#### BRIEF
Go to the line in the entries below that holds "Cartesian coordinates in" and repeat exactly from there through the line that holds "Computed at PBE0/pcSseg-1", inclusive.

[[ EXCERPTED DATA open ]]

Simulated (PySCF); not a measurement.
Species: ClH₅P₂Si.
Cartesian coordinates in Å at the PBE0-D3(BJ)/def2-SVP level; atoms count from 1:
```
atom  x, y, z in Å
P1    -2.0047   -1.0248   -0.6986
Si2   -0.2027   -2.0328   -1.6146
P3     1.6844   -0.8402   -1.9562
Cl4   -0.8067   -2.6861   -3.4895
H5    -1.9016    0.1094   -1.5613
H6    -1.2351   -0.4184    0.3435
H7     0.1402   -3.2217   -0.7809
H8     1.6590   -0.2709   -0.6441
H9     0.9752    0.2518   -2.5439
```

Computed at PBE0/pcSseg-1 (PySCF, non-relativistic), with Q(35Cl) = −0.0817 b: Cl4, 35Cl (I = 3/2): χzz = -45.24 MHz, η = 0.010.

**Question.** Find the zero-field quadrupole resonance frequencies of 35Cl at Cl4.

[[ EXCERPTED DATA closed ]]

#### WRITTEN SOLUTION
Cartesian coordinates in Å at the PBE0-D3(BJ)/def2-SVP level; atoms count from 1:
```
atom  x, y, z in Å
P1    -2.0047   -1.0248   -0.6986
Si2   -0.2027   -2.0328   -1.6146
P3     1.6844   -0.8402   -1.9562
Cl4   -0.8067   -2.6861   -3.4895
H5    -1.9016    0.1094   -1.5613
H6    -1.2351   -0.4184    0.3435
H7     0.1402   -3.2217   -0.7809
H8     1.6590   -0.2709   -0.6441
H9     0.9752    0.2518   -2.5439
```

Computed at PBE0/pcSseg-1 (PySCF, non-relativistic), with Q(35Cl) = −0.0817 b: Cl4, 35Cl (I = 3/2): χzz = -45.24 MHz, η = 0.010.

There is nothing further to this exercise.